⁂

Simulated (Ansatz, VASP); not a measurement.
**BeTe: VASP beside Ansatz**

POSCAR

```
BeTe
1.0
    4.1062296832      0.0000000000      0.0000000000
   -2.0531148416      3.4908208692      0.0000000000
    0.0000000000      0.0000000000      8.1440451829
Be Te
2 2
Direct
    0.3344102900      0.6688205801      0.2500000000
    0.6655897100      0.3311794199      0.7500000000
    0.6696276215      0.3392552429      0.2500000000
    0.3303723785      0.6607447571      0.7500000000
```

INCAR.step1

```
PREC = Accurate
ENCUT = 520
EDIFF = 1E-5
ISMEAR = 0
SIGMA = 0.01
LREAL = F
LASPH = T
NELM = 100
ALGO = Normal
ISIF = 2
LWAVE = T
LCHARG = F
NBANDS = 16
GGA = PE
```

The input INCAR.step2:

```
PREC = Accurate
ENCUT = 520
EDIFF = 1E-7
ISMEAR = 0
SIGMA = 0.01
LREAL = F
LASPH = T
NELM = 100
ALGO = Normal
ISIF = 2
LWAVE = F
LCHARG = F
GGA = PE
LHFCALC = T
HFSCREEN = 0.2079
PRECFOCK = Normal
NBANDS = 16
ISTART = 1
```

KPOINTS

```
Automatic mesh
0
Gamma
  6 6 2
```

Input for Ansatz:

⁂

=== Action item ===
Word for word, the whole listing should be given again.

=== Written answer ===
Simulated (Ansatz, VASP); not a measurement.
**BeTe: VASP beside Ansatz**

POSCAR

```
BeTe
1.0
    4.1062296832      0.0000000000      0.0000000000
   -2.0531148416      3.4908208692      0.0000000000
    0.0000000000      0.0000000000      8.1440451829
Be Te
2 2
Direct
    0.3344102900      0.6688205801      0.2500000000
    0.6655897100      0.3311794199      0.7500000000
    0.6696276215      0.3392552429      0.2500000000
    0.3303723785      0.6607447571      0.7500000000
```

INCAR.step1

```
PREC = Accurate
ENCUT = 520
EDIFF = 1E-5
ISMEAR = 0
SIGMA = 0.01
LREAL = F
LASPH = T
NELM = 100
ALGO = Normal
ISIF = 2
LWAVE = T
LCHARG = F
NBANDS = 16
GGA = PE
```

The input INCAR.step2:

```
PREC = Accurate
ENCUT = 520
EDIFF = 1E-7
ISMEAR = 0
SIGMA = 0.01
LREAL = F
LASPH = T
NELM = 100
ALGO = Normal
ISIF = 2
LWAVE = F
LCHARG = F
GGA = PE
LHFCALC = T
HFSCREEN = 0.2079
PRECFOCK = Normal
NBANDS = 16
ISTART = 1
```

KPOINTS

```
Automatic mesh
0
Gamma
  6 6 2
```

Input for Ansatz:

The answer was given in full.